• _WORK ITEM_
Through the line that contains "along a and b |", return the data below exactly, starting at its first line; leave the rest out.

• _MATERIAL SUPPLIED_
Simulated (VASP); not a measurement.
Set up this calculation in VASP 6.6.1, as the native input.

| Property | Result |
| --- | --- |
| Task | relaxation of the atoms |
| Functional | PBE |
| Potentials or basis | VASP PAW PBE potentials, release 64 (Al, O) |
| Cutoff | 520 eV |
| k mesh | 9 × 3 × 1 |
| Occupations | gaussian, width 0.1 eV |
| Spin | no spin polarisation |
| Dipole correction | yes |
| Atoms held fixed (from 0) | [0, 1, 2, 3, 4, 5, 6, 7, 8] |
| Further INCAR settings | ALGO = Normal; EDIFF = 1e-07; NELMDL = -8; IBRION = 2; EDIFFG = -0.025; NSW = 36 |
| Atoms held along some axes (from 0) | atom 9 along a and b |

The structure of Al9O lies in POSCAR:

• _YOUR SOLUTION_
Simulated (VASP); not a measurement.
Set up this calculation in VASP 6.6.1, as the native input.

| Property | Result |
| --- | --- |
| Task | relaxation of the atoms |
| Functional | PBE |
| Potentials or basis | VASP PAW PBE potentials, release 64 (Al, O) |
| Cutoff | 520 eV |
| k mesh | 9 × 3 × 1 |
| Occupations | gaussian, width 0.1 eV |
| Spin | no spin polarisation |
| Dipole correction | yes |
| Atoms held fixed (from 0) | [0, 1, 2, 3, 4, 5, 6, 7, 8] |
| Further INCAR settings | ALGO = Normal; EDIFF = 1e-07; NELMDL = -8; IBRION = 2; EDIFFG = -0.025; NSW = 36 |
| Atoms held along some axes (from 0) | atom 9 along a and b |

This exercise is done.